ENTRIES PROVIDED:
* * * * * * *
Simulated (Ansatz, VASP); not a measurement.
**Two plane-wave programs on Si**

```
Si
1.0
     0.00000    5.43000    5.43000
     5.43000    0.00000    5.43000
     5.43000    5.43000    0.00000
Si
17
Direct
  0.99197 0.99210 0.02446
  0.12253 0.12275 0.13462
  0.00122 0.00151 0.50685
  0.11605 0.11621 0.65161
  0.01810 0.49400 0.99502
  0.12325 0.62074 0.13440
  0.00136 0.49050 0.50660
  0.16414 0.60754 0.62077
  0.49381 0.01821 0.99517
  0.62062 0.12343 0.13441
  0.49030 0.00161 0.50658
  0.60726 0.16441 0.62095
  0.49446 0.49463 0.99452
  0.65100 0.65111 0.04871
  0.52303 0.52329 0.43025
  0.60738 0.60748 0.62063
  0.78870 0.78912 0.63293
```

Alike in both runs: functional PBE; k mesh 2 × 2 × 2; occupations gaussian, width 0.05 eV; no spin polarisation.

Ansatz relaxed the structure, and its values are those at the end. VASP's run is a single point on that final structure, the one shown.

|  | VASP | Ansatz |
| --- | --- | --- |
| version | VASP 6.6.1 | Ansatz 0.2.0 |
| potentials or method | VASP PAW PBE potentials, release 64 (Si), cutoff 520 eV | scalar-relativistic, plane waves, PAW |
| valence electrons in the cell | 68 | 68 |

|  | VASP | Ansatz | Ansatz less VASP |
* * * * * * *

WORK TASK:
Each line of the listing has to be repeated exactly in the reply.

YOUR RESPONSE:
Simulated (Ansatz, VASP); not a measurement.
**Two plane-wave programs on Si**

```
Si
1.0
     0.00000    5.43000    5.43000
     5.43000    0.00000    5.43000
     5.43000    5.43000    0.00000
Si
17
Direct
  0.99197 0.99210 0.02446
  0.12253 0.12275 0.13462
  0.00122 0.00151 0.50685
  0.11605 0.11621 0.65161
  0.01810 0.49400 0.99502
  0.12325 0.62074 0.13440
  0.00136 0.49050 0.50660
  0.16414 0.60754 0.62077
  0.49381 0.01821 0.99517
  0.62062 0.12343 0.13441
  0.49030 0.00161 0.50658
  0.60726 0.16441 0.62095
  0.49446 0.49463 0.99452
  0.65100 0.65111 0.04871
  0.52303 0.52329 0.43025
  0.60738 0.60748 0.62063
  0.78870 0.78912 0.63293
```

Alike in both runs: functional PBE; k mesh 2 × 2 × 2; occupations gaussian, width 0.05 eV; no spin polarisation.

Ansatz relaxed the structure, and its values are those at the end. VASP's run is a single point on that final structure, the one shown.

|  | VASP | Ansatz |
| --- | --- | --- |
| version | VASP 6.6.1 | Ansatz 0.2.0 |
| potentials or method | VASP PAW PBE potentials, release 64 (Si), cutoff 520 eV | scalar-relativistic, plane waves, PAW |
| valence electrons in the cell | 68 | 68 |

|  | VASP | Ansatz | Ansatz less VASP |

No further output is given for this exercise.